• Input data:
┌────────

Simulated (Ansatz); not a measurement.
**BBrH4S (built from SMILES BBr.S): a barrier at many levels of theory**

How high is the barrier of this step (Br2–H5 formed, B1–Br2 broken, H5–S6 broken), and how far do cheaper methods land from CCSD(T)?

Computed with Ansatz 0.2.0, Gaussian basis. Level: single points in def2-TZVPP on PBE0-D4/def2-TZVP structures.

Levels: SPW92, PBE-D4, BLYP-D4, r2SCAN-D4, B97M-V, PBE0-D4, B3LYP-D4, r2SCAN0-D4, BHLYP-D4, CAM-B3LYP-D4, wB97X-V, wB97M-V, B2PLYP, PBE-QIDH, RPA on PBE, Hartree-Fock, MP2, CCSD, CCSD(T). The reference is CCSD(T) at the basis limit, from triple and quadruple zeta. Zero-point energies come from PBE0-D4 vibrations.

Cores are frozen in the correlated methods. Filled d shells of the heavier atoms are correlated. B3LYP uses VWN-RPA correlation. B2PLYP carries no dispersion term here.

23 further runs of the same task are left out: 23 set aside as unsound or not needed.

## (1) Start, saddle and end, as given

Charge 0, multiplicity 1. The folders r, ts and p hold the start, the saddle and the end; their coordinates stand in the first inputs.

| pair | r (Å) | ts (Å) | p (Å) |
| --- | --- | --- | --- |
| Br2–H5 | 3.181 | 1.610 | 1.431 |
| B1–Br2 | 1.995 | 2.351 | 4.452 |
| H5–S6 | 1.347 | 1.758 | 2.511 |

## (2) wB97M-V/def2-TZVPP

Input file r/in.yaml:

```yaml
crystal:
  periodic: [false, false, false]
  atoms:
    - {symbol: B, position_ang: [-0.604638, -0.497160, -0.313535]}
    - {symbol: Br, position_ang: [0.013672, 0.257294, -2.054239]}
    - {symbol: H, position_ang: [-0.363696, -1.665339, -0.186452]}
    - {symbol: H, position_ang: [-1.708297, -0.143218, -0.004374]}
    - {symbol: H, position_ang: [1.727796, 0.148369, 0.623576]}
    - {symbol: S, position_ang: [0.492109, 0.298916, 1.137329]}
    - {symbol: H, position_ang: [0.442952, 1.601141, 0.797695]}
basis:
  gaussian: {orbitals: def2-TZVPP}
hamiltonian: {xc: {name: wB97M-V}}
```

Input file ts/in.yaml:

└────────

• Task item:
In the listing above, the lines from the one containing "from PBE0-D4 vibrations." through the one containing "## (1) Start, saddle and end, as given" must be set down exactly, with no other lines.

• Exercise response:
Levels: SPW92, PBE-D4, BLYP-D4, r2SCAN-D4, B97M-V, PBE0-D4, B3LYP-D4, r2SCAN0-D4, BHLYP-D4, CAM-B3LYP-D4, wB97X-V, wB97M-V, B2PLYP, PBE-QIDH, RPA on PBE, Hartree-Fock, MP2, CCSD, CCSD(T). The reference is CCSD(T) at the basis limit, from triple and quadruple zeta. Zero-point energies come from PBE0-D4 vibrations.

Cores are frozen in the correlated methods. Filled d shells of the heavier atoms are correlated. B3LYP uses VWN-RPA correlation. B2PLYP carries no dispersion term here.

23 further runs of the same task are left out: 23 set aside as unsound or not needed.

## (1) Start, saddle and end, as given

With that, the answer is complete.